• TASK ITEM: The line containing "The driver reads" marks the end: write out exactly every line from the first line of the data below through that line, and only those.

• GIVEN RECORDS:
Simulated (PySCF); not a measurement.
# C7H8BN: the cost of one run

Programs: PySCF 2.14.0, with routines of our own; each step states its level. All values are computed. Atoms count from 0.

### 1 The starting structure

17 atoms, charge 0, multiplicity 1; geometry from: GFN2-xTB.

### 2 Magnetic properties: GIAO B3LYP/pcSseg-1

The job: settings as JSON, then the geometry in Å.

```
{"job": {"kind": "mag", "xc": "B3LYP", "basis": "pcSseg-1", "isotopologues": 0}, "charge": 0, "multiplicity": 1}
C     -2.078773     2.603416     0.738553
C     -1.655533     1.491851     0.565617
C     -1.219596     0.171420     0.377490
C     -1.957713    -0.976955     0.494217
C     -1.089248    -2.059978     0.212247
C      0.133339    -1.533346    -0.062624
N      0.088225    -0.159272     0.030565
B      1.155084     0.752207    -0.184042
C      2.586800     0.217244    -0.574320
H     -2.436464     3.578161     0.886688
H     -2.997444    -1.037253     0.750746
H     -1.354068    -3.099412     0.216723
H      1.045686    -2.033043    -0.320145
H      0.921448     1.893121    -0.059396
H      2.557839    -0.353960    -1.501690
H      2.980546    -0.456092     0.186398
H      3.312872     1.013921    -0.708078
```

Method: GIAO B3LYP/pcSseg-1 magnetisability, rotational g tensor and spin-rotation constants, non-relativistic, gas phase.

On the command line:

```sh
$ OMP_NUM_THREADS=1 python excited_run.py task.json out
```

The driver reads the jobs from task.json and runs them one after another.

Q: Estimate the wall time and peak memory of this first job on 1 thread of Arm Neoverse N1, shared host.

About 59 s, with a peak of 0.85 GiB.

• EXERCISE OUTPUT:
Simulated (PySCF); not a measurement.
# C7H8BN: the cost of one run

Programs: PySCF 2.14.0, with routines of our own; each step states its level. All values are computed. Atoms count from 0.

### 1 The starting structure

17 atoms, charge 0, multiplicity 1; geometry from: GFN2-xTB.

### 2 Magnetic properties: GIAO B3LYP/pcSseg-1

The job: settings as JSON, then the geometry in Å.

```
{"job": {"kind": "mag", "xc": "B3LYP", "basis": "pcSseg-1", "isotopologues": 0}, "charge": 0, "multiplicity": 1}
C     -2.078773     2.603416     0.738553
C     -1.655533     1.491851     0.565617
C     -1.219596     0.171420     0.377490
C     -1.957713    -0.976955     0.494217
C     -1.089248    -2.059978     0.212247
C      0.133339    -1.533346    -0.062624
N      0.088225    -0.159272     0.030565
B      1.155084     0.752207    -0.184042
C      2.586800     0.217244    -0.574320
H     -2.436464     3.578161     0.886688
H     -2.997444    -1.037253     0.750746
H     -1.354068    -3.099412     0.216723
H      1.045686    -2.033043    -0.320145
H      0.921448     1.893121    -0.059396
H      2.557839    -0.353960    -1.501690
H      2.980546    -0.456092     0.186398
H      3.312872     1.013921    -0.708078
```

Method: GIAO B3LYP/pcSseg-1 magnetisability, rotational g tensor and spin-rotation constants, non-relativistic, gas phase.

On the command line:

```sh
$ OMP_NUM_THREADS=1 python excited_run.py task.json out
```

The driver reads the jobs from task.json and runs them one after another.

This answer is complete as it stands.